Please write out exactly the lines of the data below from the line holding "The runs below" through the line holding "## (2) Phonons, vdW-DF-cx", and leave out the rest.

Extracted entries
..........

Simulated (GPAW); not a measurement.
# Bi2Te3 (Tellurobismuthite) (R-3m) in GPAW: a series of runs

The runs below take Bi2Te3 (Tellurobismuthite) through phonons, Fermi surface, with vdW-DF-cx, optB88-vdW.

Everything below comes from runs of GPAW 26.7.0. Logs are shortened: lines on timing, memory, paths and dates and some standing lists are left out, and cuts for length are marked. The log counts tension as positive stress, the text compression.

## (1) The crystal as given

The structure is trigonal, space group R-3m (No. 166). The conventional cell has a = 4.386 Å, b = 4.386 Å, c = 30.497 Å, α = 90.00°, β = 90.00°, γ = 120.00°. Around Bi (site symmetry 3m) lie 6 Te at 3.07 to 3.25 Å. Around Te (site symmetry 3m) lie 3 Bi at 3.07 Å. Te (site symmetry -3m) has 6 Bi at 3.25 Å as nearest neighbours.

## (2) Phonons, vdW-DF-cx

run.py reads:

..........

Response
The runs below take Bi2Te3 (Tellurobismuthite) through phonons, Fermi surface, with vdW-DF-cx, optB88-vdW.

Everything below comes from runs of GPAW 26.7.0. Logs are shortened: lines on timing, memory, paths and dates and some standing lists are left out, and cuts for length are marked. The log counts tension as positive stress, the text compression.

## (1) The crystal as given

The structure is trigonal, space group R-3m (No. 166). The conventional cell has a = 4.386 Å, b = 4.386 Å, c = 30.497 Å, α = 90.00°, β = 90.00°, γ = 120.00°. Around Bi (site symmetry 3m) lie 6 Te at 3.07 to 3.25 Å. Around Te (site symmetry 3m) lie 3 Bi at 3.07 Å. Te (site symmetry -3m) has 6 Bi at 3.25 Å as nearest neighbours.

## (2) Phonons, vdW-DF-cx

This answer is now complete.